Required action: Look in the material below for the line with "Change from the" and the line with "Ansatz ran all-electron", then set down exactly those two lines and all lines between, nothing more.

START Data section
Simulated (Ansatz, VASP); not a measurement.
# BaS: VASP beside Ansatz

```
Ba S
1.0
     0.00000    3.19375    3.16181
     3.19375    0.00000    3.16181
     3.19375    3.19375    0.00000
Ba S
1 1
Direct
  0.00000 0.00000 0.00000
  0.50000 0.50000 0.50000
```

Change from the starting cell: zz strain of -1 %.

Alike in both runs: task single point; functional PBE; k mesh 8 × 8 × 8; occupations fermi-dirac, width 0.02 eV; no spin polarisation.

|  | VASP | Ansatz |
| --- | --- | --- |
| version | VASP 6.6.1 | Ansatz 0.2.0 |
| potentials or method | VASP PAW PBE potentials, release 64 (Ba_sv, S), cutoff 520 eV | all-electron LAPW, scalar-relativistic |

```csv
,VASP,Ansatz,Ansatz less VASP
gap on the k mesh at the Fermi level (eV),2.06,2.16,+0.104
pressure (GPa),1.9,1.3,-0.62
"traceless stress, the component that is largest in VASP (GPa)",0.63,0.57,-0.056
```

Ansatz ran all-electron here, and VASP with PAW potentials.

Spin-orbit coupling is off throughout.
END Data section

Task response:
Change from the starting cell: zz strain of -1 %.

Alike in both runs: task single point; functional PBE; k mesh 8 × 8 × 8; occupations fermi-dirac, width 0.02 eV; no spin polarisation.

|  | VASP | Ansatz |
| --- | --- | --- |
| version | VASP 6.6.1 | Ansatz 0.2.0 |
| potentials or method | VASP PAW PBE potentials, release 64 (Ba_sv, S), cutoff 520 eV | all-electron LAPW, scalar-relativistic |

```csv
,VASP,Ansatz,Ansatz less VASP
gap on the k mesh at the Fermi level (eV),2.06,2.16,+0.104
pressure (GPa),1.9,1.3,-0.62
"traceless stress, the component that is largest in VASP (GPa)",0.63,0.57,-0.056
```

Ansatz ran all-electron here, and VASP with PAW potentials.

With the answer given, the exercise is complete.